● **WORK INSTRUCTION**
A complete and exact copy of the data below is required.

● **DATA EXCERPTS**
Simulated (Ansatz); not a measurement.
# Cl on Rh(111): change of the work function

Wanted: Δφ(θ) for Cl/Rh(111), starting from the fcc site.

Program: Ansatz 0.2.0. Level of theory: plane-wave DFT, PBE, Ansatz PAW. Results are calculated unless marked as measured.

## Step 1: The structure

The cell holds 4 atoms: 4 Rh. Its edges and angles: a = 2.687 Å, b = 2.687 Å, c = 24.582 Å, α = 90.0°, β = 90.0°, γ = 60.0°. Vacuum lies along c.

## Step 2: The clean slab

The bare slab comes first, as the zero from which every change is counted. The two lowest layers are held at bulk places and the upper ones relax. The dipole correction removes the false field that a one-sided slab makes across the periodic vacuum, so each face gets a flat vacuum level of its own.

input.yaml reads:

● **TASK OUTPUT**
Simulated (Ansatz); not a measurement.
# Cl on Rh(111): change of the work function

Wanted: Δφ(θ) for Cl/Rh(111), starting from the fcc site.

Program: Ansatz 0.2.0. Level of theory: plane-wave DFT, PBE, Ansatz PAW. Results are calculated unless marked as measured.

## Step 1: The structure

The cell holds 4 atoms: 4 Rh. Its edges and angles: a = 2.687 Å, b = 2.687 Å, c = 24.582 Å, α = 90.0°, β = 90.0°, γ = 60.0°. Vacuum lies along c.

## Step 2: The clean slab

The bare slab comes first, as the zero from which every change is counted. The two lowest layers are held at bulk places and the upper ones relax. The dipole correction removes the false field that a one-sided slab makes across the periodic vacuum, so each face gets a flat vacuum level of its own.

input.yaml reads:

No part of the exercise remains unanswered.